—————
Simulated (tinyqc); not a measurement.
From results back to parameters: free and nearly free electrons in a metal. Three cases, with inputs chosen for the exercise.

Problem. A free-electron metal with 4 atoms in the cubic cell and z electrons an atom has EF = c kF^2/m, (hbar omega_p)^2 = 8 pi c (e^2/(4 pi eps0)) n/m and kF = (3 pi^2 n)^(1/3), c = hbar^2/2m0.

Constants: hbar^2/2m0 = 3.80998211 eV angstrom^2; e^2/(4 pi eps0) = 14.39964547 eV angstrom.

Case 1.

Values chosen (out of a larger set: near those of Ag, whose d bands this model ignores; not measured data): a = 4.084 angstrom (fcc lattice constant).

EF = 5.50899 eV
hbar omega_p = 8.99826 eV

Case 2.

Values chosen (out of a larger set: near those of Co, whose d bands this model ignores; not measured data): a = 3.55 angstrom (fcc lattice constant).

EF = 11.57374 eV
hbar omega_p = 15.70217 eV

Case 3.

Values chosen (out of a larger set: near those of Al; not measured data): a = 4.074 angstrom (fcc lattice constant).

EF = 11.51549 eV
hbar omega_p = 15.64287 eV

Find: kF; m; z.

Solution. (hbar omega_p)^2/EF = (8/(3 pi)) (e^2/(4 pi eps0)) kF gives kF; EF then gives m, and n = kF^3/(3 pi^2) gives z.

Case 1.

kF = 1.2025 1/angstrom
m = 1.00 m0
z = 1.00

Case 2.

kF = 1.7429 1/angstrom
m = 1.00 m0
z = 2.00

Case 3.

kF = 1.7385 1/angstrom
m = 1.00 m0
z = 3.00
—————

* _ACTION ITEM_: Could the data above be returned exactly as it stands?

* _RESPONSE AREA_:
Simulated (tinyqc); not a measurement.
From results back to parameters: free and nearly free electrons in a metal. Three cases, with inputs chosen for the exercise.

Problem. A free-electron metal with 4 atoms in the cubic cell and z electrons an atom has EF = c kF^2/m, (hbar omega_p)^2 = 8 pi c (e^2/(4 pi eps0)) n/m and kF = (3 pi^2 n)^(1/3), c = hbar^2/2m0.

Constants: hbar^2/2m0 = 3.80998211 eV angstrom^2; e^2/(4 pi eps0) = 14.39964547 eV angstrom.

Case 1.

Values chosen (out of a larger set: near those of Ag, whose d bands this model ignores; not measured data): a = 4.084 angstrom (fcc lattice constant).

EF = 5.50899 eV
hbar omega_p = 8.99826 eV

Case 2.

Values chosen (out of a larger set: near those of Co, whose d bands this model ignores; not measured data): a = 3.55 angstrom (fcc lattice constant).

EF = 11.57374 eV
hbar omega_p = 15.70217 eV

Case 3.

Values chosen (out of a larger set: near those of Al; not measured data): a = 4.074 angstrom (fcc lattice constant).

EF = 11.51549 eV
hbar omega_p = 15.64287 eV

Find: kF; m; z.

Solution. (hbar omega_p)^2/EF = (8/(3 pi)) (e^2/(4 pi eps0)) kF gives kF; EF then gives m, and n = kF^3/(3 pi^2) gives z.

Case 1.

kF = 1.2025 1/angstrom
m = 1.00 m0
z = 1.00

Case 2.

kF = 1.7429 1/angstrom
m = 1.00 m0
z = 2.00

Case 3.

kF = 1.7385 1/angstrom
m = 1.00 m0
z = 3.00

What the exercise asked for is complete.